> _PROVIDED MATERIAL_:
☆ ☆ ☆ ☆ ☆

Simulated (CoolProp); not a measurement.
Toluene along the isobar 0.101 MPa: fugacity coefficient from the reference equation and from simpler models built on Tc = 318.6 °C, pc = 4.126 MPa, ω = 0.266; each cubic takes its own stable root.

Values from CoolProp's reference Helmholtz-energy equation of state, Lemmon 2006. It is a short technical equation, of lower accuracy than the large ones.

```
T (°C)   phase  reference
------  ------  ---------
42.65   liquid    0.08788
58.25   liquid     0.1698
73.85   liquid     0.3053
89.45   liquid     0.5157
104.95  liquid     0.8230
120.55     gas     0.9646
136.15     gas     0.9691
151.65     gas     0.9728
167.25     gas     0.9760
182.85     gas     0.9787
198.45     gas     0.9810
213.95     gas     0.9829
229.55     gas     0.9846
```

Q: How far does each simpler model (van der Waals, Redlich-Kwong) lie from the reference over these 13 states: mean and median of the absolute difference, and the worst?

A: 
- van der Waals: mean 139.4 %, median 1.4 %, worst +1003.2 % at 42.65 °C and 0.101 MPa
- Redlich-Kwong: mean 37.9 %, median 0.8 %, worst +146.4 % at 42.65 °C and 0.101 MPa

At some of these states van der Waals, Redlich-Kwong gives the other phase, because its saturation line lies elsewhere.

☆ ☆ ☆ ☆ ☆

After locating the line that contains "- Redlich-Kwong: mean", please copy exactly every line from the start of the records through it, and nothing else.

> _TASK RESULT_:
Simulated (CoolProp); not a measurement.
Toluene along the isobar 0.101 MPa: fugacity coefficient from the reference equation and from simpler models built on Tc = 318.6 °C, pc = 4.126 MPa, ω = 0.266; each cubic takes its own stable root.

Values from CoolProp's reference Helmholtz-energy equation of state, Lemmon 2006. It is a short technical equation, of lower accuracy than the large ones.

```
T (°C)   phase  reference
------  ------  ---------
42.65   liquid    0.08788
58.25   liquid     0.1698
73.85   liquid     0.3053
89.45   liquid     0.5157
104.95  liquid     0.8230
120.55     gas     0.9646
136.15     gas     0.9691
151.65     gas     0.9728
167.25     gas     0.9760
182.85     gas     0.9787
198.45     gas     0.9810
213.95     gas     0.9829
229.55     gas     0.9846
```

Q: How far does each simpler model (van der Waals, Redlich-Kwong) lie from the reference over these 13 states: mean and median of the absolute difference, and the worst?

A: 
- van der Waals: mean 139.4 %, median 1.4 %, worst +1003.2 % at 42.65 °C and 0.101 MPa
- Redlich-Kwong: mean 37.9 %, median 0.8 %, worst +146.4 % at 42.65 °C and 0.101 MPa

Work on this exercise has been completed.